**WORK REQUEST**
Reproduce the records precisely. Every line should be included.

**INFORMATION**
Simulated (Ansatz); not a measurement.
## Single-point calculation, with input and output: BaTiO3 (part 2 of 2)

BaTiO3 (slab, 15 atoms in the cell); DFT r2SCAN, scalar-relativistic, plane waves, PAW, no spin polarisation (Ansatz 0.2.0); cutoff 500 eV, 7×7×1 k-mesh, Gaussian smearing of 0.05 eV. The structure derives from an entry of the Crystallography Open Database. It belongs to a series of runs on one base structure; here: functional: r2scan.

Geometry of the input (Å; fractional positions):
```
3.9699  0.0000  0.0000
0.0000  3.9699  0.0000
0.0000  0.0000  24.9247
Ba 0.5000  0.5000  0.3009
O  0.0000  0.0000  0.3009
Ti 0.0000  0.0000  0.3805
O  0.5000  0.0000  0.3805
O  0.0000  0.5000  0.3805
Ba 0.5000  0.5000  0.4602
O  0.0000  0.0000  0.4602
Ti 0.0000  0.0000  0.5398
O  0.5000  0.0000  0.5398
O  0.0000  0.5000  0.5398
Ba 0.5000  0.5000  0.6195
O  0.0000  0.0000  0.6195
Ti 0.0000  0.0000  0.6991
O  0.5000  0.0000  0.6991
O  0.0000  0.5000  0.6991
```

**WRITTEN ANSWER**
Simulated (Ansatz); not a measurement.
## Single-point calculation, with input and output: BaTiO3 (part 2 of 2)

BaTiO3 (slab, 15 atoms in the cell); DFT r2SCAN, scalar-relativistic, plane waves, PAW, no spin polarisation (Ansatz 0.2.0); cutoff 500 eV, 7×7×1 k-mesh, Gaussian smearing of 0.05 eV. The structure derives from an entry of the Crystallography Open Database. It belongs to a series of runs on one base structure; here: functional: r2scan.

Geometry of the input (Å; fractional positions):
```
3.9699  0.0000  0.0000
0.0000  3.9699  0.0000
0.0000  0.0000  24.9247
Ba 0.5000  0.5000  0.3009
O  0.0000  0.0000  0.3009
Ti 0.0000  0.0000  0.3805
O  0.5000  0.0000  0.3805
O  0.0000  0.5000  0.3805
Ba 0.5000  0.5000  0.4602
O  0.0000  0.0000  0.4602
Ti 0.0000  0.0000  0.5398
O  0.5000  0.0000  0.5398
O  0.0000  0.5000  0.5398
Ba 0.5000  0.5000  0.6195
O  0.0000  0.0000  0.6195
Ti 0.0000  0.0000  0.6991
O  0.5000  0.0000  0.6991
O  0.0000  0.5000  0.6991
```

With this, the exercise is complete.